Stopping right after the line with "-0.135 | -0.588 |", please reproduce the material below exactly from its first line.

START Provided records

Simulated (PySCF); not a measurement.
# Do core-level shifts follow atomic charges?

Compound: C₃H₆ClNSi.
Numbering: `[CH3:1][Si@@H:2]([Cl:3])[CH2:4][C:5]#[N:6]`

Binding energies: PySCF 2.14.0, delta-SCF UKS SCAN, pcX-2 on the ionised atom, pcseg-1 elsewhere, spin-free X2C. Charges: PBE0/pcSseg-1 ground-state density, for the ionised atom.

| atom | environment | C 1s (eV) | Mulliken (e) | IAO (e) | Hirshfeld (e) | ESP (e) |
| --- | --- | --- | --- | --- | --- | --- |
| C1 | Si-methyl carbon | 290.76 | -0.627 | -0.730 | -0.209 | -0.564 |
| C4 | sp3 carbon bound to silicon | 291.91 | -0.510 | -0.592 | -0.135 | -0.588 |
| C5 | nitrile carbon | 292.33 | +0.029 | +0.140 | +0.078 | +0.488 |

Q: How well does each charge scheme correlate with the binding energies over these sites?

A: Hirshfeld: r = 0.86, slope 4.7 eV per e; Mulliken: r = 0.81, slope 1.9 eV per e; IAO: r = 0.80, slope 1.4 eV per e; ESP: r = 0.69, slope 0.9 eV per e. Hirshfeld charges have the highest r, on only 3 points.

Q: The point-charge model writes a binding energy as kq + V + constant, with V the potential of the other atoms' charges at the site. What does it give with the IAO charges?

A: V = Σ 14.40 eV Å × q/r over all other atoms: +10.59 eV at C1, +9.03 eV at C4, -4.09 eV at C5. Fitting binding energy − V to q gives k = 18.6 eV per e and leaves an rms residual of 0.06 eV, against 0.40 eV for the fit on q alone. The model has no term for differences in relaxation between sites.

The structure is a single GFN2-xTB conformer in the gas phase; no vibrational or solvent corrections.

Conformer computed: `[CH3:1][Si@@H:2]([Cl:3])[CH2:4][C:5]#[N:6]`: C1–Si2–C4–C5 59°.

END Provided records

Answer box:
Simulated (PySCF); not a measurement.
# Do core-level shifts follow atomic charges?

Compound: C₃H₆ClNSi.
Numbering: `[CH3:1][Si@@H:2]([Cl:3])[CH2:4][C:5]#[N:6]`

Binding energies: PySCF 2.14.0, delta-SCF UKS SCAN, pcX-2 on the ionised atom, pcseg-1 elsewhere, spin-free X2C. Charges: PBE0/pcSseg-1 ground-state density, for the ionised atom.

| atom | environment | C 1s (eV) | Mulliken (e) | IAO (e) | Hirshfeld (e) | ESP (e) |
| --- | --- | --- | --- | --- | --- | --- |
| C1 | Si-methyl carbon | 290.76 | -0.627 | -0.730 | -0.209 | -0.564 |
| C4 | sp3 carbon bound to silicon | 291.91 | -0.510 | -0.592 | -0.135 | -0.588 |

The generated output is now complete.